• _Work item_
Each entry should be quoted word for word, including every mark of punctuation.

• _Provided material_
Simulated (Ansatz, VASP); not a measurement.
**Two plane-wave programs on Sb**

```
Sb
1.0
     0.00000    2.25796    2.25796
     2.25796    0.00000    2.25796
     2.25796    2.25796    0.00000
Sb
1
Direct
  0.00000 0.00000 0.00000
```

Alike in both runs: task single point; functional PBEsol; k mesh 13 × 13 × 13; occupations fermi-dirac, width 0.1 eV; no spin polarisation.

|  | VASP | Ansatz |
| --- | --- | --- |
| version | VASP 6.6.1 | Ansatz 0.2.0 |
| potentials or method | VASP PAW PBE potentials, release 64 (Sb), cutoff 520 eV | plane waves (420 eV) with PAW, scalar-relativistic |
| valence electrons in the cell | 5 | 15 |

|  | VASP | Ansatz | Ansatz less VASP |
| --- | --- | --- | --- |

• _Answer section_
Simulated (Ansatz, VASP); not a measurement.
**Two plane-wave programs on Sb**

```
Sb
1.0
     0.00000    2.25796    2.25796
     2.25796    0.00000    2.25796
     2.25796    2.25796    0.00000
Sb
1
Direct
  0.00000 0.00000 0.00000
```

Alike in both runs: task single point; functional PBEsol; k mesh 13 × 13 × 13; occupations fermi-dirac, width 0.1 eV; no spin polarisation.

|  | VASP | Ansatz |
| --- | --- | --- |
| version | VASP 6.6.1 | Ansatz 0.2.0 |
| potentials or method | VASP PAW PBE potentials, release 64 (Sb), cutoff 520 eV | plane waves (420 eV) with PAW, scalar-relativistic |
| valence electrons in the cell | 5 | 15 |

|  | VASP | Ansatz | Ansatz less VASP |
| --- | --- | --- | --- |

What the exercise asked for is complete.